• [ASSIGNMENT]: The first line of the entries through the line bearing "## (1) Starting point": copy these lines exactly and return nothing else.

• [DATA SUPPLIED]:
---------------
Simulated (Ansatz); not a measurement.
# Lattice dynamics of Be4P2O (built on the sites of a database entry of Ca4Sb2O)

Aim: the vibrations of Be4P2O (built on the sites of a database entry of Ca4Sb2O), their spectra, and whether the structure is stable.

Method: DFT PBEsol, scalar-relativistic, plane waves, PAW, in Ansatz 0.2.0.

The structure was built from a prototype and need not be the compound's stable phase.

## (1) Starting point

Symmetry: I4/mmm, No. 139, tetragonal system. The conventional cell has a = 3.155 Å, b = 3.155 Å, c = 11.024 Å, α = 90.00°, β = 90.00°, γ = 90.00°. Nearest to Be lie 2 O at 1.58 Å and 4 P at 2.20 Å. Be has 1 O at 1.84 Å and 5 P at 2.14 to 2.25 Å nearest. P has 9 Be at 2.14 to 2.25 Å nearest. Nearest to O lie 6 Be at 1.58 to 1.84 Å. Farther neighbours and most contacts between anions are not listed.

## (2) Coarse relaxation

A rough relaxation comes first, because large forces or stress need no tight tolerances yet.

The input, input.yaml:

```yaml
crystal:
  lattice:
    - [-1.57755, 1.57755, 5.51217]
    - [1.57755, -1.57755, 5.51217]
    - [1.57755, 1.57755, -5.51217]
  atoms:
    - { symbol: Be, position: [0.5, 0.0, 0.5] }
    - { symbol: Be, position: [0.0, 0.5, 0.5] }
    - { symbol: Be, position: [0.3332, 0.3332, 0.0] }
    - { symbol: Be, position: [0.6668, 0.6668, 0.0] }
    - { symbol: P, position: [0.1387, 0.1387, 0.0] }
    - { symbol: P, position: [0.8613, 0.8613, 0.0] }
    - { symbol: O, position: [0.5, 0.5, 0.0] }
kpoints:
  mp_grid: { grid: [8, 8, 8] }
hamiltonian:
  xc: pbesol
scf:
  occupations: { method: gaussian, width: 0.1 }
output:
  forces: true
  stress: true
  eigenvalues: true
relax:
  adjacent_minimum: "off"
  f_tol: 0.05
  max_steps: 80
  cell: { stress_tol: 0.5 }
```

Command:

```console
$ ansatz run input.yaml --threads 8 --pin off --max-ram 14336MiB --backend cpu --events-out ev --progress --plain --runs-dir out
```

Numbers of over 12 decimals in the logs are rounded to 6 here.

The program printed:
---------------

• [ANSWER SECTION]:
Simulated (Ansatz); not a measurement.
# Lattice dynamics of Be4P2O (built on the sites of a database entry of Ca4Sb2O)

Aim: the vibrations of Be4P2O (built on the sites of a database entry of Ca4Sb2O), their spectra, and whether the structure is stable.

Method: DFT PBEsol, scalar-relativistic, plane waves, PAW, in Ansatz 0.2.0.

The structure was built from a prototype and need not be the compound's stable phase.

## (1) Starting point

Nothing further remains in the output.